Extracted material
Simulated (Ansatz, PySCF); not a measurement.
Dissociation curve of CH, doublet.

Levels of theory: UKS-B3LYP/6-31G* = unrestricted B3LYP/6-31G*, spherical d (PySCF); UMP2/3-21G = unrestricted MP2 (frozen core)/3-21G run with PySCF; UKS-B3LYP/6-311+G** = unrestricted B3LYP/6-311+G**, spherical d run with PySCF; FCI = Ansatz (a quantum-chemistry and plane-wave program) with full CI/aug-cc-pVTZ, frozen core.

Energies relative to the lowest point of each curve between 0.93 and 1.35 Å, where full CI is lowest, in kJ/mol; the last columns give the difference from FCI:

Assigned task
Every line above should be reproduced precisely.

Written answer
Simulated (Ansatz, PySCF); not a measurement.
Dissociation curve of CH, doublet.

Levels of theory: UKS-B3LYP/6-31G* = unrestricted B3LYP/6-31G*, spherical d (PySCF); UMP2/3-21G = unrestricted MP2 (frozen core)/3-21G run with PySCF; UKS-B3LYP/6-311+G** = unrestricted B3LYP/6-311+G**, spherical d run with PySCF; FCI = Ansatz (a quantum-chemistry and plane-wave program) with full CI/aug-cc-pVTZ, frozen core.

Energies relative to the lowest point of each curve between 0.93 and 1.35 Å, where full CI is lowest, in kJ/mol; the last columns give the difference from FCI:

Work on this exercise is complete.